* * * *

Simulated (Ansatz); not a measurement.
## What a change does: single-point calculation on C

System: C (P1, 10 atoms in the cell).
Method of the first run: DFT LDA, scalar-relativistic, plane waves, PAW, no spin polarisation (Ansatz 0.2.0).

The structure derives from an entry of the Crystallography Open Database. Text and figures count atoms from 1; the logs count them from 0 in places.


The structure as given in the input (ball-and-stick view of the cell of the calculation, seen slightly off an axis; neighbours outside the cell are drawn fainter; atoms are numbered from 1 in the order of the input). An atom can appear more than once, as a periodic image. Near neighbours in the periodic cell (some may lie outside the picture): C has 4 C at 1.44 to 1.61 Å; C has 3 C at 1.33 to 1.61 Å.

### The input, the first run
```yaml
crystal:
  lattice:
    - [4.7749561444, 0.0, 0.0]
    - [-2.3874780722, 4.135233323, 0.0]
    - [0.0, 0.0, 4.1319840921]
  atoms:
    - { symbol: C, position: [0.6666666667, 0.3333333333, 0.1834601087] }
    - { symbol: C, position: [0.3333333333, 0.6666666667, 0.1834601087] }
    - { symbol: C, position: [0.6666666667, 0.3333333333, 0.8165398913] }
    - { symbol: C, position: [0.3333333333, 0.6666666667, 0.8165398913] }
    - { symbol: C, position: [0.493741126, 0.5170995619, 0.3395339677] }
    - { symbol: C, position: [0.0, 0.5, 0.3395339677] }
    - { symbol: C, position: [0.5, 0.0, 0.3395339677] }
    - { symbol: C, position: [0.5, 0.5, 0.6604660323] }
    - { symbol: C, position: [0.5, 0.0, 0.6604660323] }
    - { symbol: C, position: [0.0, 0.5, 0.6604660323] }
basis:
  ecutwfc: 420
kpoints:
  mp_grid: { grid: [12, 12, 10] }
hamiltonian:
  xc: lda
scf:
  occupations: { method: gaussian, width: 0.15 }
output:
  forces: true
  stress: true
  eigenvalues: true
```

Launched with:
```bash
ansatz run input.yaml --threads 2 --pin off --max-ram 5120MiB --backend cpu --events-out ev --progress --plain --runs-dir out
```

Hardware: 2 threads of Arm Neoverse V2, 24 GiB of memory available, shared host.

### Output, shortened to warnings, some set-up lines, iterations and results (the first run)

* * * *

**Exercise**
Up to and including the line with "Hardware: 2 threads", repeat the data exactly, starting from its first line; nothing else belongs in the response.

**Worked solution**
Simulated (Ansatz); not a measurement.
## What a change does: single-point calculation on C

System: C (P1, 10 atoms in the cell).
Method of the first run: DFT LDA, scalar-relativistic, plane waves, PAW, no spin polarisation (Ansatz 0.2.0).

The structure derives from an entry of the Crystallography Open Database. Text and figures count atoms from 1; the logs count them from 0 in places.


The structure as given in the input (ball-and-stick view of the cell of the calculation, seen slightly off an axis; neighbours outside the cell are drawn fainter; atoms are numbered from 1 in the order of the input). An atom can appear more than once, as a periodic image. Near neighbours in the periodic cell (some may lie outside the picture): C has 4 C at 1.44 to 1.61 Å; C has 3 C at 1.33 to 1.61 Å.

### The input, the first run
```yaml
crystal:
  lattice:
    - [4.7749561444, 0.0, 0.0]
    - [-2.3874780722, 4.135233323, 0.0]
    - [0.0, 0.0, 4.1319840921]
  atoms:
    - { symbol: C, position: [0.6666666667, 0.3333333333, 0.1834601087] }
    - { symbol: C, position: [0.3333333333, 0.6666666667, 0.1834601087] }
    - { symbol: C, position: [0.6666666667, 0.3333333333, 0.8165398913] }
    - { symbol: C, position: [0.3333333333, 0.6666666667, 0.8165398913] }
    - { symbol: C, position: [0.493741126, 0.5170995619, 0.3395339677] }
    - { symbol: C, position: [0.0, 0.5, 0.3395339677] }
    - { symbol: C, position: [0.5, 0.0, 0.3395339677] }
    - { symbol: C, position: [0.5, 0.5, 0.6604660323] }
    - { symbol: C, position: [0.5, 0.0, 0.6604660323] }
    - { symbol: C, position: [0.0, 0.5, 0.6604660323] }
basis:
  ecutwfc: 420
kpoints:
  mp_grid: { grid: [12, 12, 10] }
hamiltonian:
  xc: lda
scf:
  occupations: { method: gaussian, width: 0.15 }
output:
  forces: true
  stress: true
  eigenvalues: true
```

Launched with:
```bash
ansatz run input.yaml --threads 2 --pin off --max-ram 5120MiB --backend cpu --events-out ev --progress --plain --runs-dir out
```

Hardware: 2 threads of Arm Neoverse V2, 24 GiB of memory available, shared host.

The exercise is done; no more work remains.